**Assigned task:** In exact form, set down only those lines of the material that run from its first line to the line with "A: C6: σ11, σ22, σ33", inclusive.

**Information:**
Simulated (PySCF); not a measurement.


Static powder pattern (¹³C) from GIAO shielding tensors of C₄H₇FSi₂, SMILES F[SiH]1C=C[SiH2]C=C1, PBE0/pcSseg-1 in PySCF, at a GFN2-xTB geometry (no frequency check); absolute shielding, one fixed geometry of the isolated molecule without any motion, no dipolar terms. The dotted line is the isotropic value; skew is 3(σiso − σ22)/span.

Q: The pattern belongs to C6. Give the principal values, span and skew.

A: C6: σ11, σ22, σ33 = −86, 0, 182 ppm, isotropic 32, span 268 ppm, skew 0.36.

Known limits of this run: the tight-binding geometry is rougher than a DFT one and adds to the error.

**Response area:**
Simulated (PySCF); not a measurement.


Static powder pattern (¹³C) from GIAO shielding tensors of C₄H₇FSi₂, SMILES F[SiH]1C=C[SiH2]C=C1, PBE0/pcSseg-1 in PySCF, at a GFN2-xTB geometry (no frequency check); absolute shielding, one fixed geometry of the isolated molecule without any motion, no dipolar terms. The dotted line is the isotropic value; skew is 3(σiso − σ22)/span.

Q: The pattern belongs to C6. Give the principal values, span and skew.

A: C6: σ11, σ22, σ33 = −86, 0, 182 ppm, isotropic 32, span 268 ppm, skew 0.36.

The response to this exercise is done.